WORK ORDER:
Beginning with the opening line, set down each line of the material below exactly, stopping once the line with "- Dipole correction: no" is done.

◇ ◇ ◇ ◇ ◇
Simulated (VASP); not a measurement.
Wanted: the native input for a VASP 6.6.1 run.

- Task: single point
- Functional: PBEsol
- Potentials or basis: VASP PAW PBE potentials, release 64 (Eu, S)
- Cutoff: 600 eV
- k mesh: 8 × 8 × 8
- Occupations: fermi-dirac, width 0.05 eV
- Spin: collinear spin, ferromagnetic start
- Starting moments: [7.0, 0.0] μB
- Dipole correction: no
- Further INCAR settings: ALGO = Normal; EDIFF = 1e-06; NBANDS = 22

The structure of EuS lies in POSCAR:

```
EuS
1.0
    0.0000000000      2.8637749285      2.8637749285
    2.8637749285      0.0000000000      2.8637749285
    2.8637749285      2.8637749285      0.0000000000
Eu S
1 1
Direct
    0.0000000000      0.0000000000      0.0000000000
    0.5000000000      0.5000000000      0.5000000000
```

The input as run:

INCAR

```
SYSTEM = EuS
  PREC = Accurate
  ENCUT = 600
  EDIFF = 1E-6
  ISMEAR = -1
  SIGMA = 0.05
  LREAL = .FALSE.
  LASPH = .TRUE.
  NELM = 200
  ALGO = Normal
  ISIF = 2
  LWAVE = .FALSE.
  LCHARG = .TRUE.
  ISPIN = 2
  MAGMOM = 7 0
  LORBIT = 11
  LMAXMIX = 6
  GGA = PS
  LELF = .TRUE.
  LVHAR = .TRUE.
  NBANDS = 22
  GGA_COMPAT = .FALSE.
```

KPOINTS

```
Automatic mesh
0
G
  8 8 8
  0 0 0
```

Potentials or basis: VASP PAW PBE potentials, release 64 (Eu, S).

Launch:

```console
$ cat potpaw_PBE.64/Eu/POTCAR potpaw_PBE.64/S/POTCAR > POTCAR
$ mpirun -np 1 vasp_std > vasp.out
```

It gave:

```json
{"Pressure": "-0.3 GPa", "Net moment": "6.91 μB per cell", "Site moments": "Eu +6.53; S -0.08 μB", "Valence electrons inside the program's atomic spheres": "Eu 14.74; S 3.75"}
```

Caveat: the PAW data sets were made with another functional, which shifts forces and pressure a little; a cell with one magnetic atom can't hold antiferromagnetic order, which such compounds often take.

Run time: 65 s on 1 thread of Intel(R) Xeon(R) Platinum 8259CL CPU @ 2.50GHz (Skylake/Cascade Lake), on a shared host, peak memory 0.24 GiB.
◇ ◇ ◇ ◇ ◇

TASK OUTPUT:
Simulated (VASP); not a measurement.
Wanted: the native input for a VASP 6.6.1 run.

- Task: single point
- Functional: PBEsol
- Potentials or basis: VASP PAW PBE potentials, release 64 (Eu, S)
- Cutoff: 600 eV
- k mesh: 8 × 8 × 8
- Occupations: fermi-dirac, width 0.05 eV
- Spin: collinear spin, ferromagnetic start
- Starting moments: [7.0, 0.0] μB
- Dipole correction: no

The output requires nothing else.